Required action:
Below are the entries. Transcribe exactly the lines from the one with "On the command" through the one with "does it need?", ends included, and leave out all others.

Material supplied:
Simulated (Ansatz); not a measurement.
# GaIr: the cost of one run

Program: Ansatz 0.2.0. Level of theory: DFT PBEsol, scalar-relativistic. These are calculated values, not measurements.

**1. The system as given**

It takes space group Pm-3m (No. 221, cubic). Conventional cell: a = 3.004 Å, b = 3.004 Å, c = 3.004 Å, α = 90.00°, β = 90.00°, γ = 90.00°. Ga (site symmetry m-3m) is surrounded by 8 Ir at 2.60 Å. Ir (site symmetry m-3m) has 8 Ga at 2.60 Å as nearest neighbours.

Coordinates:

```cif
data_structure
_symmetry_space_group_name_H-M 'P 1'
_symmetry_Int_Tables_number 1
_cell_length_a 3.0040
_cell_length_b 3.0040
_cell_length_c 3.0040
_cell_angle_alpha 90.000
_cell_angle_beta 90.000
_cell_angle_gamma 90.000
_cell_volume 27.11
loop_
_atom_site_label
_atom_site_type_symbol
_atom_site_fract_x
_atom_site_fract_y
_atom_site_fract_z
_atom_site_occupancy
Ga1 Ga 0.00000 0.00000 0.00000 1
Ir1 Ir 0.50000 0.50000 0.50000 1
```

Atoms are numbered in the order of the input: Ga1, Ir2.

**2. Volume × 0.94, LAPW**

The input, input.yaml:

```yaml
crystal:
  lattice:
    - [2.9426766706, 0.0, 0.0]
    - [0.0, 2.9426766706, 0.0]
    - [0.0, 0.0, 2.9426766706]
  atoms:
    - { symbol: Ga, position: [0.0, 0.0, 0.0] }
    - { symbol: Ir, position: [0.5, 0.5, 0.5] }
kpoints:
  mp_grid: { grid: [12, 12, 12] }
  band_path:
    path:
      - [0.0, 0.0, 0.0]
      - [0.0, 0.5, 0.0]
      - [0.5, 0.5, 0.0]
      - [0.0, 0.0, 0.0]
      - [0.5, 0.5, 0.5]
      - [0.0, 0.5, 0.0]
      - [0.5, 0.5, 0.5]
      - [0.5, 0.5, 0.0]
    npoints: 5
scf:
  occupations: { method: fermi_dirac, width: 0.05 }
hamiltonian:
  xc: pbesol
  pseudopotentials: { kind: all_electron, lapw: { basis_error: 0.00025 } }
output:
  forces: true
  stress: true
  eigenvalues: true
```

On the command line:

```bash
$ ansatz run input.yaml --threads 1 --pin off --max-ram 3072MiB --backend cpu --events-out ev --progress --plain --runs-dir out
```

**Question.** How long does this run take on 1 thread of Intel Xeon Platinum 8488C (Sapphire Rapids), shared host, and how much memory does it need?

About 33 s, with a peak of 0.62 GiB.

Expected answer:
On the command line:

```bash
$ ansatz run input.yaml --threads 1 --pin off --max-ram 3072MiB --backend cpu --events-out ev --progress --plain --runs-dir out
```

**Question.** How long does this run take on 1 thread of Intel Xeon Platinum 8488C (Sapphire Rapids), shared host, and how much memory does it need?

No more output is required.